> [Recorded data]:
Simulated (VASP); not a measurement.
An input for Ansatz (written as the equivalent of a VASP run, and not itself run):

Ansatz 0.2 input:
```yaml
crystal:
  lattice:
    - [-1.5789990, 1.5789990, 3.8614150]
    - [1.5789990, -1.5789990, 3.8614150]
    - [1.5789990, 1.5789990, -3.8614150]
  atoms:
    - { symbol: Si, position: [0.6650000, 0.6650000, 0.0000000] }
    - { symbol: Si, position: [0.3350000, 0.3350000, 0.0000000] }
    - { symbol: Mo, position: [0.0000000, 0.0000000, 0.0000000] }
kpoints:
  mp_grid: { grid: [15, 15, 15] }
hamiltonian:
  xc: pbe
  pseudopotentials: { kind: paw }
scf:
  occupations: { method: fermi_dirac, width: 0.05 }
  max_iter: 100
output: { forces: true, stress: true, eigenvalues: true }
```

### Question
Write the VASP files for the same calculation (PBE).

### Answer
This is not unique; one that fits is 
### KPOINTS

> [Work request]: Reproduce the entries in full, exactly as written.

> [Exercise answer]:
Simulated (VASP); not a measurement.
An input for Ansatz (written as the equivalent of a VASP run, and not itself run):

Ansatz 0.2 input:
```yaml
crystal:
  lattice:
    - [-1.5789990, 1.5789990, 3.8614150]
    - [1.5789990, -1.5789990, 3.8614150]
    - [1.5789990, 1.5789990, -3.8614150]
  atoms:
    - { symbol: Si, position: [0.6650000, 0.6650000, 0.0000000] }
    - { symbol: Si, position: [0.3350000, 0.3350000, 0.0000000] }
    - { symbol: Mo, position: [0.0000000, 0.0000000, 0.0000000] }
kpoints:
  mp_grid: { grid: [15, 15, 15] }
hamiltonian:
  xc: pbe
  pseudopotentials: { kind: paw }
scf:
  occupations: { method: fermi_dirac, width: 0.05 }
  max_iter: 100
output: { forces: true, stress: true, eigenvalues: true }
```

### Question
Write the VASP files for the same calculation (PBE).

### Answer
This is not unique; one that fits is 
### KPOINTS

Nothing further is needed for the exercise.